- **Requirement**
For the entries that follow, restate word for word the line containing "Answer: B (212", the line containing "Q: Tabulate Vzz, the", and every line that lies between them.

- **Extracted material**
——————
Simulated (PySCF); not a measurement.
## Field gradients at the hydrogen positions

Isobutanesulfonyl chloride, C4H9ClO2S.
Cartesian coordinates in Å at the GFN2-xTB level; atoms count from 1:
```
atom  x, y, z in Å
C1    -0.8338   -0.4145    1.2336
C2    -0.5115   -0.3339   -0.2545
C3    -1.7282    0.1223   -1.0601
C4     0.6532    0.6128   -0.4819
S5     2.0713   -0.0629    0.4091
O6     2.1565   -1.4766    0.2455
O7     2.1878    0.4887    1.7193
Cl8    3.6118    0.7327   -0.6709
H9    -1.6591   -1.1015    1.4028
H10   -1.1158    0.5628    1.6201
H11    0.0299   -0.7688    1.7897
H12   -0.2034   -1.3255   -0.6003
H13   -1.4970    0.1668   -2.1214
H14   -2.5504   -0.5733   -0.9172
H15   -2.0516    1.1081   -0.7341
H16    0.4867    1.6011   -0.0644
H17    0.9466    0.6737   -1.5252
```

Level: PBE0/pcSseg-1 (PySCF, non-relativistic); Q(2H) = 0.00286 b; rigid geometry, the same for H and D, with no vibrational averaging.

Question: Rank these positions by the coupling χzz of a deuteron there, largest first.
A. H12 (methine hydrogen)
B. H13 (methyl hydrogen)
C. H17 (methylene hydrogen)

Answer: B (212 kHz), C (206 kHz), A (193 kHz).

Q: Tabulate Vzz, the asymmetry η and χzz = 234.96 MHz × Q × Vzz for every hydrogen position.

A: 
——————

- **Exercise result**
Answer: B (212 kHz), C (206 kHz), A (193 kHz).

Q: Tabulate Vzz, the asymmetry η and χzz = 234.96 MHz × Q × Vzz for every hydrogen position.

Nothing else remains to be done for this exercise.